Work request → An exact copy of the entries is needed, with every line included.

Data excerpts →
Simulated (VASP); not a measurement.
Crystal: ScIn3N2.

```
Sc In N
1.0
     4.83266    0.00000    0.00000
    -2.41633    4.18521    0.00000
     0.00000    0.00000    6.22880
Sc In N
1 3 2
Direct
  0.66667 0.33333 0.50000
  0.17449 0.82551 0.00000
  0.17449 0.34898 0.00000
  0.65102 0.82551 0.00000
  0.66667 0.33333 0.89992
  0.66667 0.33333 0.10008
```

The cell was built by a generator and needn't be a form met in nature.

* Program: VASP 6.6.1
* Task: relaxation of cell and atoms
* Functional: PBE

Exercise solution →
Simulated (VASP); not a measurement.
Crystal: ScIn3N2.

```
Sc In N
1.0
     4.83266    0.00000    0.00000
    -2.41633    4.18521    0.00000
     0.00000    0.00000    6.22880
Sc In N
1 3 2
Direct
  0.66667 0.33333 0.50000
  0.17449 0.82551 0.00000
  0.17449 0.34898 0.00000
  0.65102 0.82551 0.00000
  0.66667 0.33333 0.89992
  0.66667 0.33333 0.10008
```

The cell was built by a generator and needn't be a form met in nature.

* Program: VASP 6.6.1
* Task: relaxation of cell and atoms
* Functional: PBE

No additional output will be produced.